Activity:
Write out each entry word for word.

[Opening Entries shown section]

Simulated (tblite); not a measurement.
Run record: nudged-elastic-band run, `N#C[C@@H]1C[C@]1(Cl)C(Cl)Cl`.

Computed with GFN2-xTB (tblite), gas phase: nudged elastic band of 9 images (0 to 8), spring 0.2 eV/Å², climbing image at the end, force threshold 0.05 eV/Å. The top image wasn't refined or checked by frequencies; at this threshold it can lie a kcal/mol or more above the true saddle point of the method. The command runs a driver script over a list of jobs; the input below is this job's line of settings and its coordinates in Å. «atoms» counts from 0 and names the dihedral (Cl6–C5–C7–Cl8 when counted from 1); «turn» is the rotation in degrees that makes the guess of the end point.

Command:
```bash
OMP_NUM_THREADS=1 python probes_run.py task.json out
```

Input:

[Closing Entries shown section]

Worked solution:
Simulated (tblite); not a measurement.
Run record: nudged-elastic-band run, `N#C[C@@H]1C[C@]1(Cl)C(Cl)Cl`.

Computed with GFN2-xTB (tblite), gas phase: nudged elastic band of 9 images (0 to 8), spring 0.2 eV/Å², climbing image at the end, force threshold 0.05 eV/Å. The top image wasn't refined or checked by frequencies; at this threshold it can lie a kcal/mol or more above the true saddle point of the method. The command runs a driver script over a list of jobs; the input below is this job's line of settings and its coordinates in Å. «atoms» counts from 0 and names the dihedral (Cl6–C5–C7–Cl8 when counted from 1); «turn» is the rotation in degrees that makes the guess of the end point.

Command:
```bash
OMP_NUM_THREADS=1 python probes_run.py task.json out
```

Input:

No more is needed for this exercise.